═══ STUDY MATERIAL ═══

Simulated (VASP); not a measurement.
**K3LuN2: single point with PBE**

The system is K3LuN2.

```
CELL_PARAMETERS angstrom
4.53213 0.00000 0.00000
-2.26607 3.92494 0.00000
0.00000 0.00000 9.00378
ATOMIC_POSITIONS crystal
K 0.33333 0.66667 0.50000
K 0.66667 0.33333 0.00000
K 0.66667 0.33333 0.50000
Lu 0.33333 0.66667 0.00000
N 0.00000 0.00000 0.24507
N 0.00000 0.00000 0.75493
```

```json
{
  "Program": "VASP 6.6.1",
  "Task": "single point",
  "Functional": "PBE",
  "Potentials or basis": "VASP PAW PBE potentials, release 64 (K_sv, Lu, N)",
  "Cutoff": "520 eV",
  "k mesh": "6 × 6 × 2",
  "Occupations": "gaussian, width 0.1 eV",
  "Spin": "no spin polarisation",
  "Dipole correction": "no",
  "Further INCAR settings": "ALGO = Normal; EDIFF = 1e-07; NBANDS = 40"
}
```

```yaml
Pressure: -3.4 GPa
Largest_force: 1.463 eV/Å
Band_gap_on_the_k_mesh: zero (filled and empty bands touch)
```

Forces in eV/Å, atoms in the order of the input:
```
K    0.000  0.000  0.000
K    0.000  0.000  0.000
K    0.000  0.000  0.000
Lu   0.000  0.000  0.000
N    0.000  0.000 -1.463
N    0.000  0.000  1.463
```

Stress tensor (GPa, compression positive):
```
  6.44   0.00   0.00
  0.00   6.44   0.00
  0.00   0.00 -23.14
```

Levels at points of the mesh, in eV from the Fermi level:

═══

_EXERCISE_: Your answer must be the complete data, repeated word for word.

_YOUR RESPONSE_:
Simulated (VASP); not a measurement.
**K3LuN2: single point with PBE**

The system is K3LuN2.

```
CELL_PARAMETERS angstrom
4.53213 0.00000 0.00000
-2.26607 3.92494 0.00000
0.00000 0.00000 9.00378
ATOMIC_POSITIONS crystal
K 0.33333 0.66667 0.50000
K 0.66667 0.33333 0.00000
K 0.66667 0.33333 0.50000
Lu 0.33333 0.66667 0.00000
N 0.00000 0.00000 0.24507
N 0.00000 0.00000 0.75493
```

```json
{
  "Program": "VASP 6.6.1",
  "Task": "single point",
  "Functional": "PBE",
  "Potentials or basis": "VASP PAW PBE potentials, release 64 (K_sv, Lu, N)",
  "Cutoff": "520 eV",
  "k mesh": "6 × 6 × 2",
  "Occupations": "gaussian, width 0.1 eV",
  "Spin": "no spin polarisation",
  "Dipole correction": "no",
  "Further INCAR settings": "ALGO = Normal; EDIFF = 1e-07; NBANDS = 40"
}
```

```yaml
Pressure: -3.4 GPa
Largest_force: 1.463 eV/Å
Band_gap_on_the_k_mesh: zero (filled and empty bands touch)
```

Forces in eV/Å, atoms in the order of the input:
```
K    0.000  0.000  0.000
K    0.000  0.000  0.000
K    0.000  0.000  0.000
Lu   0.000  0.000  0.000
N    0.000  0.000 -1.463
N    0.000  0.000  1.463
```

Stress tensor (GPa, compression positive):
```
  6.44   0.00   0.00
  0.00   6.44   0.00
  0.00   0.00 -23.14
```

Levels at points of the mesh, in eV from the Fermi level:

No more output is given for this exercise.